Assigned task:
Repeat the records below word for word.

Dataset records:
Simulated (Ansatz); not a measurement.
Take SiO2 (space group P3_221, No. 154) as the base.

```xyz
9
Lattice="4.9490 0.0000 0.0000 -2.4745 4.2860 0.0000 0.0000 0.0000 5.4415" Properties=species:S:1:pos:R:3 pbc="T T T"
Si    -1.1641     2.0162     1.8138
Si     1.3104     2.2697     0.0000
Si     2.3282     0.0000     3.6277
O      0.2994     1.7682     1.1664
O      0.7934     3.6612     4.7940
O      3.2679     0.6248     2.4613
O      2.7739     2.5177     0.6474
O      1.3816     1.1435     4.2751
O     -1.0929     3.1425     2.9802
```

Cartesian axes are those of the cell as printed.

Answer box:
Simulated (Ansatz); not a measurement.
Take SiO2 (space group P3_221, No. 154) as the base.

```xyz
9
Lattice="4.9490 0.0000 0.0000 -2.4745 4.2860 0.0000 0.0000 0.0000 5.4415" Properties=species:S:1:pos:R:3 pbc="T T T"
Si    -1.1641     2.0162     1.8138
Si     1.3104     2.2697     0.0000
Si     2.3282     0.0000     3.6277
O      0.2994     1.7682     1.1664
O      0.7934     3.6612     4.7940
O      3.2679     0.6248     2.4613
O      2.7739     2.5177     0.6474
O      1.3816     1.1435     4.2751
O     -1.0929     3.1425     2.9802
```

Cartesian axes are those of the cell as printed.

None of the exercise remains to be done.